= = =

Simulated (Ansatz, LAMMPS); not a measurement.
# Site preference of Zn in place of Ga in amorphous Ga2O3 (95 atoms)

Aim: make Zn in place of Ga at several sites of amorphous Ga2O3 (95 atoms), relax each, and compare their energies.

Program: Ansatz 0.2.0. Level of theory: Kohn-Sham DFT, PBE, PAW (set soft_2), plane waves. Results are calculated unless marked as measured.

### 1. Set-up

= = =

Your response must contain the complete listing, copied without deviation.

Simulated (Ansatz, LAMMPS); not a measurement.
# Site preference of Zn in place of Ga in amorphous Ga2O3 (95 atoms)

Aim: make Zn in place of Ga at several sites of amorphous Ga2O3 (95 atoms), relax each, and compare their energies.

Program: Ansatz 0.2.0. Level of theory: Kohn-Sham DFT, PBE, PAW (set soft_2), plane waves. Results are calculated unless marked as measured.

### 1. Set-up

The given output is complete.